■ Work task ■
Please output each entry in the material beneath exactly as shown.

■ Dataset content ■
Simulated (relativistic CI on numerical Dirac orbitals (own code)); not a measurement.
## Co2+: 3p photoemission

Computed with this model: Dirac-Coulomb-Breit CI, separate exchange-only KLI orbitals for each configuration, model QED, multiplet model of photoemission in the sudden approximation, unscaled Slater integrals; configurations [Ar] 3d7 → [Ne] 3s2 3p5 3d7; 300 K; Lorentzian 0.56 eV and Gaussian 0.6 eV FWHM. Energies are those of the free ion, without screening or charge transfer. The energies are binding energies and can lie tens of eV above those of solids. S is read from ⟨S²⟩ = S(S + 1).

■ Written response ■
Simulated (relativistic CI on numerical Dirac orbitals (own code)); not a measurement.
## Co2+: 3p photoemission

Computed with this model: Dirac-Coulomb-Breit CI, separate exchange-only KLI orbitals for each configuration, model QED, multiplet model of photoemission in the sudden approximation, unscaled Slater integrals; configurations [Ar] 3d7 → [Ne] 3s2 3p5 3d7; 300 K; Lorentzian 0.56 eV and Gaussian 0.6 eV FWHM. Energies are those of the free ion, without screening or charge transfer. The energies are binding energies and can lie tens of eV above those of solids. S is read from ⟨S²⟩ = S(S + 1).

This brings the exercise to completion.